AVAILABLE DATA:
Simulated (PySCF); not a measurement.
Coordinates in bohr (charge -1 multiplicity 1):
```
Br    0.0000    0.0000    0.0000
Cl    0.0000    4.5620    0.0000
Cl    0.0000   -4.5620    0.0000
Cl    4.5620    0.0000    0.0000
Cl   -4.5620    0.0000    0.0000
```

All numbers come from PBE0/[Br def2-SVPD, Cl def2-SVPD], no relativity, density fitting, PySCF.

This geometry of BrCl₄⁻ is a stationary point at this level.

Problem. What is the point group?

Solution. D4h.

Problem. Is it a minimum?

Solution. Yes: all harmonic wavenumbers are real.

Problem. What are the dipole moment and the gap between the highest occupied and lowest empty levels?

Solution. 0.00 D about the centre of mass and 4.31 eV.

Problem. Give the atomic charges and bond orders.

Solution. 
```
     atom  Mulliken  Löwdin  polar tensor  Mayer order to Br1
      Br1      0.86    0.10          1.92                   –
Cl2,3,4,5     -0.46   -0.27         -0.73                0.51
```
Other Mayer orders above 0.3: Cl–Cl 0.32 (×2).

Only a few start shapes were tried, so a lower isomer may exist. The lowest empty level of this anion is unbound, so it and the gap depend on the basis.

TASK ITEM: Up to and including the line with "Other Mayer orders", restate the records above word for word from the very first line.

EXERCISE OUTPUT:
Simulated (PySCF); not a measurement.
Coordinates in bohr (charge -1 multiplicity 1):
```
Br    0.0000    0.0000    0.0000
Cl    0.0000    4.5620    0.0000
Cl    0.0000   -4.5620    0.0000
Cl    4.5620    0.0000    0.0000
Cl   -4.5620    0.0000    0.0000
```

All numbers come from PBE0/[Br def2-SVPD, Cl def2-SVPD], no relativity, density fitting, PySCF.

This geometry of BrCl₄⁻ is a stationary point at this level.

Problem. What is the point group?

Solution. D4h.

Problem. Is it a minimum?

Solution. Yes: all harmonic wavenumbers are real.

Problem. What are the dipole moment and the gap between the highest occupied and lowest empty levels?

Solution. 0.00 D about the centre of mass and 4.31 eV.

Problem. Give the atomic charges and bond orders.

Solution. 
```
     atom  Mulliken  Löwdin  polar tensor  Mayer order to Br1
      Br1      0.86    0.10          1.92                   –
Cl2,3,4,5     -0.46   -0.27         -0.73                0.51
```
Other Mayer orders above 0.3: Cl–Cl 0.32 (×2).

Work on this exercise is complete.